◆ **Required action**:
Send back exactly the lines from the opening line of the records below through the one with "Task: How do".

◆ **Supplied records**:
--------
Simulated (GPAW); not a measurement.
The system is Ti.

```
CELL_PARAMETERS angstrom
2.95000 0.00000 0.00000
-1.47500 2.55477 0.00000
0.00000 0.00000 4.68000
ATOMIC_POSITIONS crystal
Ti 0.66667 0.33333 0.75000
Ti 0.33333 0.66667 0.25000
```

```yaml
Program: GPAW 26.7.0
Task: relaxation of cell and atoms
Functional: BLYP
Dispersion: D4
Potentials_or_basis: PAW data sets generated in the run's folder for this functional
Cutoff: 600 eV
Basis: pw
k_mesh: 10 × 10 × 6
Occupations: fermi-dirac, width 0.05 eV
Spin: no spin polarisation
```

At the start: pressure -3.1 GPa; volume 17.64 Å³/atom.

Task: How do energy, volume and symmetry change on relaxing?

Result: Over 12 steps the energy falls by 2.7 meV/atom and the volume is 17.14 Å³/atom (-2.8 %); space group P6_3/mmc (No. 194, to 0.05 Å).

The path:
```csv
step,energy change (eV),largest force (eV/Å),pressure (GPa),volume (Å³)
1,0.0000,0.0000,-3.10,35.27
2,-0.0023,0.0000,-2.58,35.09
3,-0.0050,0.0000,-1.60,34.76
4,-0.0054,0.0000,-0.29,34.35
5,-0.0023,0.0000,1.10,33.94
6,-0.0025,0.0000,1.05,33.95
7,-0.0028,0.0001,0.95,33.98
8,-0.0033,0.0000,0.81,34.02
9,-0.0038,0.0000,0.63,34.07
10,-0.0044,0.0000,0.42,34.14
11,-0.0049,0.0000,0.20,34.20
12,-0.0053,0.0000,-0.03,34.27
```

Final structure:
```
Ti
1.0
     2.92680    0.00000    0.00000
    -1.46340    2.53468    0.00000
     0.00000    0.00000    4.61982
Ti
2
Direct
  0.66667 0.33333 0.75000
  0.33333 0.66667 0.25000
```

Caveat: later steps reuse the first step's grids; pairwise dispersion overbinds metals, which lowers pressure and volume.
--------

◆ **Task result**:
Simulated (GPAW); not a measurement.
The system is Ti.

```
CELL_PARAMETERS angstrom
2.95000 0.00000 0.00000
-1.47500 2.55477 0.00000
0.00000 0.00000 4.68000
ATOMIC_POSITIONS crystal
Ti 0.66667 0.33333 0.75000
Ti 0.33333 0.66667 0.25000
```

```yaml
Program: GPAW 26.7.0
Task: relaxation of cell and atoms
Functional: BLYP
Dispersion: D4
Potentials_or_basis: PAW data sets generated in the run's folder for this functional
Cutoff: 600 eV
Basis: pw
k_mesh: 10 × 10 × 6
Occupations: fermi-dirac, width 0.05 eV
Spin: no spin polarisation
```

At the start: pressure -3.1 GPa; volume 17.64 Å³/atom.

Task: How do energy, volume and symmetry change on relaxing?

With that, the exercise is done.